* Task item: Which lines come from the start of the records through the line that holds "The same cell"? Write them out word for word.

=== Provided data ===

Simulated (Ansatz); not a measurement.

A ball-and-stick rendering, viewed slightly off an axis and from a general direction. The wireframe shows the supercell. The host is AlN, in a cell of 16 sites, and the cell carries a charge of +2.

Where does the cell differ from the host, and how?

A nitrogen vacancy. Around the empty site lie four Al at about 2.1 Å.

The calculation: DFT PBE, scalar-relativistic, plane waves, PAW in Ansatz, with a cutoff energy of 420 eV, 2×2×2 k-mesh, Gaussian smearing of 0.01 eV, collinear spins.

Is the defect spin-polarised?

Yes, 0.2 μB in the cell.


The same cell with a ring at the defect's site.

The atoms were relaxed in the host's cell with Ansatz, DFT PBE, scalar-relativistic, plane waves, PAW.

===

* Response:
Simulated (Ansatz); not a measurement.

A ball-and-stick rendering, viewed slightly off an axis and from a general direction. The wireframe shows the supercell. The host is AlN, in a cell of 16 sites, and the cell carries a charge of +2.

Where does the cell differ from the host, and how?

A nitrogen vacancy. Around the empty site lie four Al at about 2.1 Å.

The calculation: DFT PBE, scalar-relativistic, plane waves, PAW in Ansatz, with a cutoff energy of 420 eV, 2×2×2 k-mesh, Gaussian smearing of 0.01 eV, collinear spins.

Is the defect spin-polarised?

Yes, 0.2 μB in the cell.


The same cell with a ring at the defect's site.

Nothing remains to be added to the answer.